→ **ENTRIES SUPPLIED**:
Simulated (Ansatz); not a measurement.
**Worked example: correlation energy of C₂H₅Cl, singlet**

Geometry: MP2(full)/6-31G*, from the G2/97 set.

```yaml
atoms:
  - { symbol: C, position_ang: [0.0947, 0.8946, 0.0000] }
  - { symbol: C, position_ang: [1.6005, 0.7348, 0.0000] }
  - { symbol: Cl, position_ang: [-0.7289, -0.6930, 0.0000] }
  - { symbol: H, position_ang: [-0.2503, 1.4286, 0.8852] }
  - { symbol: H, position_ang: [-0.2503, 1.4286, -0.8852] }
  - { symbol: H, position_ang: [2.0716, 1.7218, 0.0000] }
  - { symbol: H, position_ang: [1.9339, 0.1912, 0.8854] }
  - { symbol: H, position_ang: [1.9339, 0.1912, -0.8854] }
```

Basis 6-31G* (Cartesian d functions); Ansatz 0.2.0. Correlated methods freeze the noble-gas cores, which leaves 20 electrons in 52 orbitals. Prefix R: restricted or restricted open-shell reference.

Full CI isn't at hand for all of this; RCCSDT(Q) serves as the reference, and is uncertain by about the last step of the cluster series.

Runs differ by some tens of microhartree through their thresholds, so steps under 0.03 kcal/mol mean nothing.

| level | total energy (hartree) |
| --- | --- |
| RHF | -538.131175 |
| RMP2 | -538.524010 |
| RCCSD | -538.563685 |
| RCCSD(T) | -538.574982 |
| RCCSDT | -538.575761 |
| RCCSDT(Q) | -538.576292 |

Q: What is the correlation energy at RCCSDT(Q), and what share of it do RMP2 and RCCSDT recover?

→ **WORK TASK**: Give the material above back in full, exactly as written.

→ **TASK OUTPUT**:
Simulated (Ansatz); not a measurement.
**Worked example: correlation energy of C₂H₅Cl, singlet**

Geometry: MP2(full)/6-31G*, from the G2/97 set.

```yaml
atoms:
  - { symbol: C, position_ang: [0.0947, 0.8946, 0.0000] }
  - { symbol: C, position_ang: [1.6005, 0.7348, 0.0000] }
  - { symbol: Cl, position_ang: [-0.7289, -0.6930, 0.0000] }
  - { symbol: H, position_ang: [-0.2503, 1.4286, 0.8852] }
  - { symbol: H, position_ang: [-0.2503, 1.4286, -0.8852] }
  - { symbol: H, position_ang: [2.0716, 1.7218, 0.0000] }
  - { symbol: H, position_ang: [1.9339, 0.1912, 0.8854] }
  - { symbol: H, position_ang: [1.9339, 0.1912, -0.8854] }
```

Basis 6-31G* (Cartesian d functions); Ansatz 0.2.0. Correlated methods freeze the noble-gas cores, which leaves 20 electrons in 52 orbitals. Prefix R: restricted or restricted open-shell reference.

Full CI isn't at hand for all of this; RCCSDT(Q) serves as the reference, and is uncertain by about the last step of the cluster series.

Runs differ by some tens of microhartree through their thresholds, so steps under 0.03 kcal/mol mean nothing.

| level | total energy (hartree) |
| --- | --- |
| RHF | -538.131175 |
| RMP2 | -538.524010 |
| RCCSD | -538.563685 |
| RCCSD(T) | -538.574982 |
| RCCSDT | -538.575761 |
| RCCSDT(Q) | -538.576292 |

Q: What is the correlation energy at RCCSDT(Q), and what share of it do RMP2 and RCCSDT recover?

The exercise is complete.